### Listed entries
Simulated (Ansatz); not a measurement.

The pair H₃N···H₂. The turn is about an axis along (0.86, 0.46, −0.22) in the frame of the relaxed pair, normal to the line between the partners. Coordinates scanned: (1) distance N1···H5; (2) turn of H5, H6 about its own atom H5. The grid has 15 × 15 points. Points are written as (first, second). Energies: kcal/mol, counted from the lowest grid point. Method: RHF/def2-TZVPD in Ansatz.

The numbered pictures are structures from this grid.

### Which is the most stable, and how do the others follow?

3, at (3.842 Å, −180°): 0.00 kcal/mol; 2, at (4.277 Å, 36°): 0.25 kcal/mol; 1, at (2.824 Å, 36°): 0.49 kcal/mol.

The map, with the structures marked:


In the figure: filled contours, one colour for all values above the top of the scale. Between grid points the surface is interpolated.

### Work task
Retype all of the data exactly. Leave nothing out.

### Expected answer
Simulated (Ansatz); not a measurement.

The pair H₃N···H₂. The turn is about an axis along (0.86, 0.46, −0.22) in the frame of the relaxed pair, normal to the line between the partners. Coordinates scanned: (1) distance N1···H5; (2) turn of H5, H6 about its own atom H5. The grid has 15 × 15 points. Points are written as (first, second). Energies: kcal/mol, counted from the lowest grid point. Method: RHF/def2-TZVPD in Ansatz.

The numbered pictures are structures from this grid.

### Which is the most stable, and how do the others follow?

3, at (3.842 Å, −180°): 0.00 kcal/mol; 2, at (4.277 Å, 36°): 0.25 kcal/mol; 1, at (2.824 Å, 36°): 0.49 kcal/mol.

The map, with the structures marked:


In the figure: filled contours, one colour for all values above the top of the scale. Between grid points the surface is interpolated.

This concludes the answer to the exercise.